Exercise:
Give back exactly the stretch of data below from the line holding "64 (Be, Te) |" through the line holding "spin polarisation |", both ends included, and leave the remaining lines out.

Provided records:
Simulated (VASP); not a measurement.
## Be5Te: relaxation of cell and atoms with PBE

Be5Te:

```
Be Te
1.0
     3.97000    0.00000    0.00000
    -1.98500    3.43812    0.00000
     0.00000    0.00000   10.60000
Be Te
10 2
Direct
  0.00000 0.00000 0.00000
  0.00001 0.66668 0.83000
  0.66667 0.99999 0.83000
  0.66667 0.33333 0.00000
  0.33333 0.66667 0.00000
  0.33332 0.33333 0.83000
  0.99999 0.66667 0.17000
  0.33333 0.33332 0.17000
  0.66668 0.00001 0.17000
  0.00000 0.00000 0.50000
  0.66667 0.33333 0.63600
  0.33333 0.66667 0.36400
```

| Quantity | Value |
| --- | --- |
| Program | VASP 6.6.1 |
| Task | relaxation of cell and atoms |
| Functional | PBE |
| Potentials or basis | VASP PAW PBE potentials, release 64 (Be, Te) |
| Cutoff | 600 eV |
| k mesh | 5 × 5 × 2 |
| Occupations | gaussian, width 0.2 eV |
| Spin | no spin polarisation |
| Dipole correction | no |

Written response:
| Potentials or basis | VASP PAW PBE potentials, release 64 (Be, Te) |
| Cutoff | 600 eV |
| k mesh | 5 × 5 × 2 |
| Occupations | gaussian, width 0.2 eV |
| Spin | no spin polarisation |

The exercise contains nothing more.